*** Block opens ***
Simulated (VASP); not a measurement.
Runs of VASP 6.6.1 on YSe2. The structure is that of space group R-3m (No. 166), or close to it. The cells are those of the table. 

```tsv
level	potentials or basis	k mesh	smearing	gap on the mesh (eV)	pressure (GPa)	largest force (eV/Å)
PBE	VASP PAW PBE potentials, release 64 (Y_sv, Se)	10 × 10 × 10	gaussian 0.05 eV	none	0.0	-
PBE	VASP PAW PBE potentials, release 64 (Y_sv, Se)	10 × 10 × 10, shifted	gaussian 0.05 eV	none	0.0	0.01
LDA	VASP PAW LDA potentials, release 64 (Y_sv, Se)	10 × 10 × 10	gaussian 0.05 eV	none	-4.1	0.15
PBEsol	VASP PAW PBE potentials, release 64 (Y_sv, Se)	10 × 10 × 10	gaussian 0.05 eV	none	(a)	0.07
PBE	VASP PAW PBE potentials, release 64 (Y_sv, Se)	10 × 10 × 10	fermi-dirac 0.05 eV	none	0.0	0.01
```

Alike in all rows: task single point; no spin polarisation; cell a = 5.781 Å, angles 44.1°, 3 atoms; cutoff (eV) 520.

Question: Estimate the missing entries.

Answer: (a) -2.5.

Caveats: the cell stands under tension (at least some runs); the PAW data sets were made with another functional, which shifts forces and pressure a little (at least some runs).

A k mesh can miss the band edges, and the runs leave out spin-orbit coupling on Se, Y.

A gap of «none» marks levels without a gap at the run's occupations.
*** Block closes ***

» **Brief**: All of the entries above must be quoted exactly.

» **Response box**:
Simulated (VASP); not a measurement.
Runs of VASP 6.6.1 on YSe2. The structure is that of space group R-3m (No. 166), or close to it. The cells are those of the table. 

```tsv
level	potentials or basis	k mesh	smearing	gap on the mesh (eV)	pressure (GPa)	largest force (eV/Å)
PBE	VASP PAW PBE potentials, release 64 (Y_sv, Se)	10 × 10 × 10	gaussian 0.05 eV	none	0.0	-
PBE	VASP PAW PBE potentials, release 64 (Y_sv, Se)	10 × 10 × 10, shifted	gaussian 0.05 eV	none	0.0	0.01
LDA	VASP PAW LDA potentials, release 64 (Y_sv, Se)	10 × 10 × 10	gaussian 0.05 eV	none	-4.1	0.15
PBEsol	VASP PAW PBE potentials, release 64 (Y_sv, Se)	10 × 10 × 10	gaussian 0.05 eV	none	(a)	0.07
PBE	VASP PAW PBE potentials, release 64 (Y_sv, Se)	10 × 10 × 10	fermi-dirac 0.05 eV	none	0.0	0.01
```

Alike in all rows: task single point; no spin polarisation; cell a = 5.781 Å, angles 44.1°, 3 atoms; cutoff (eV) 520.

Question: Estimate the missing entries.

Answer: (a) -2.5.

Caveats: the cell stands under tension (at least some runs); the PAW data sets were made with another functional, which shifts forces and pressure a little (at least some runs).

A k mesh can miss the band edges, and the runs leave out spin-orbit coupling on Se, Y.

A gap of «none» marks levels without a gap at the run's occupations.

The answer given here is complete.